··· Given entries ···

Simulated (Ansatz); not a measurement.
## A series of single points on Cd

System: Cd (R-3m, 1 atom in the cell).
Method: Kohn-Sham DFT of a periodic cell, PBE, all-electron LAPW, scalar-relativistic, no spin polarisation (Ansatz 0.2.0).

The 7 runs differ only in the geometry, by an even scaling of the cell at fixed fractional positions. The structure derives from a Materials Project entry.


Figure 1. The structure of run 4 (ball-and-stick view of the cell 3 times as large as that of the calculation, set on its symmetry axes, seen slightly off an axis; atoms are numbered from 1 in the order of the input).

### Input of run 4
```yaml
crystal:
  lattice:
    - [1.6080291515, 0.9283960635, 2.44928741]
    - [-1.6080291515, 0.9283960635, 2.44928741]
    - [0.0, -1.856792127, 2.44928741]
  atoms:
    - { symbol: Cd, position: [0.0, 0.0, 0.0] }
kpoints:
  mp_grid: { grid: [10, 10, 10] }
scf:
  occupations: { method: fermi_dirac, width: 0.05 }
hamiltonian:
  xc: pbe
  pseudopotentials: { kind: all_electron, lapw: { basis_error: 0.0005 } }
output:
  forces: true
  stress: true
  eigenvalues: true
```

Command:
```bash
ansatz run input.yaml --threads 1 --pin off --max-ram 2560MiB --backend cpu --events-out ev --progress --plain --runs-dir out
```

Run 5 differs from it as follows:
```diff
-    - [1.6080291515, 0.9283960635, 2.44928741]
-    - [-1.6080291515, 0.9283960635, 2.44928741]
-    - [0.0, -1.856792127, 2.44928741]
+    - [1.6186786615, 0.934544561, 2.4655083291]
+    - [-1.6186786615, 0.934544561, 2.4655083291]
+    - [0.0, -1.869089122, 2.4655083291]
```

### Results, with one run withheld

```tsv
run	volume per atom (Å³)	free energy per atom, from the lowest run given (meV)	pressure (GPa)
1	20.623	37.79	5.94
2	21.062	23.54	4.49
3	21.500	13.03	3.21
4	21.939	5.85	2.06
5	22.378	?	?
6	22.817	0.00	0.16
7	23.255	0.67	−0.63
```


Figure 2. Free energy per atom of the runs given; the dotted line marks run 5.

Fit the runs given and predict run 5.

···

*Task item*. Produce the lines from the top of the listing through the "The 7 runs differ" line exactly as they appear, with no additional output.

*Written reply*.
Simulated (Ansatz); not a measurement.
## A series of single points on Cd

System: Cd (R-3m, 1 atom in the cell).
Method: Kohn-Sham DFT of a periodic cell, PBE, all-electron LAPW, scalar-relativistic, no spin polarisation (Ansatz 0.2.0).

The 7 runs differ only in the geometry, by an even scaling of the cell at fixed fractional positions. The structure derives from a Materials Project entry.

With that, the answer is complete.